▬▬▬▬▬▬▬▬▬▬

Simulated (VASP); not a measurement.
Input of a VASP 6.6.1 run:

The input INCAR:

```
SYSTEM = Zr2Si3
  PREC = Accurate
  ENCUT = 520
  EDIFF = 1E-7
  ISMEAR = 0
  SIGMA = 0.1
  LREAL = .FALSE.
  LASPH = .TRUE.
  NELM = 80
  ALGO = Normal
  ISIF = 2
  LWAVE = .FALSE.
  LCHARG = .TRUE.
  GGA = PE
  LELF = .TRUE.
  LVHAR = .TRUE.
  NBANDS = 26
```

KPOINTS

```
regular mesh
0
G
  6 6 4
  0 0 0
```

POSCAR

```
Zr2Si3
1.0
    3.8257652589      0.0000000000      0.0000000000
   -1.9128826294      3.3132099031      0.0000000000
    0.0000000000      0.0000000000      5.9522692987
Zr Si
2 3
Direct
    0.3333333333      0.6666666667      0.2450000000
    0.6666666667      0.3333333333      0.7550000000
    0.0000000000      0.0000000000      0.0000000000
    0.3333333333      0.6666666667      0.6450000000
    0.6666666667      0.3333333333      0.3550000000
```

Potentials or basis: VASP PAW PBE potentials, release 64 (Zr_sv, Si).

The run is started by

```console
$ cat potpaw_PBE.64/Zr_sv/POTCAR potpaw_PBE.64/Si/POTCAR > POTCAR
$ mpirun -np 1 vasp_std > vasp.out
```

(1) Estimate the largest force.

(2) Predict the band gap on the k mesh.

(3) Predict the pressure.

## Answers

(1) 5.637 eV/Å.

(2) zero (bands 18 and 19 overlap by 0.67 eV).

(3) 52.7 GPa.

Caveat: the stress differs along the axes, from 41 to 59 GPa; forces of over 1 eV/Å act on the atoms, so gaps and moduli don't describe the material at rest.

▬▬▬▬▬▬▬▬▬▬

-- Task item --
Up to and including the line with "(3) 52.7 GPa.", repeat the entries exactly, beginning at their first line.

-- Exercise result --
Simulated (VASP); not a measurement.
Input of a VASP 6.6.1 run:

The input INCAR:

```
SYSTEM = Zr2Si3
  PREC = Accurate
  ENCUT = 520
  EDIFF = 1E-7
  ISMEAR = 0
  SIGMA = 0.1
  LREAL = .FALSE.
  LASPH = .TRUE.
  NELM = 80
  ALGO = Normal
  ISIF = 2
  LWAVE = .FALSE.
  LCHARG = .TRUE.
  GGA = PE
  LELF = .TRUE.
  LVHAR = .TRUE.
  NBANDS = 26
```

KPOINTS

```
regular mesh
0
G
  6 6 4
  0 0 0
```

POSCAR

```
Zr2Si3
1.0
    3.8257652589      0.0000000000      0.0000000000
   -1.9128826294      3.3132099031      0.0000000000
    0.0000000000      0.0000000000      5.9522692987
Zr Si
2 3
Direct
    0.3333333333      0.6666666667      0.2450000000
    0.6666666667      0.3333333333      0.7550000000
    0.0000000000      0.0000000000      0.0000000000
    0.3333333333      0.6666666667      0.6450000000
    0.6666666667      0.3333333333      0.3550000000
```

Potentials or basis: VASP PAW PBE potentials, release 64 (Zr_sv, Si).

The run is started by

```console
$ cat potpaw_PBE.64/Zr_sv/POTCAR potpaw_PBE.64/Si/POTCAR > POTCAR
$ mpirun -np 1 vasp_std > vasp.out
```

(1) Estimate the largest force.

(2) Predict the band gap on the k mesh.

(3) Predict the pressure.

## Answers

(1) 5.637 eV/Å.

(2) zero (bands 18 and 19 overlap by 0.67 eV).

(3) 52.7 GPa.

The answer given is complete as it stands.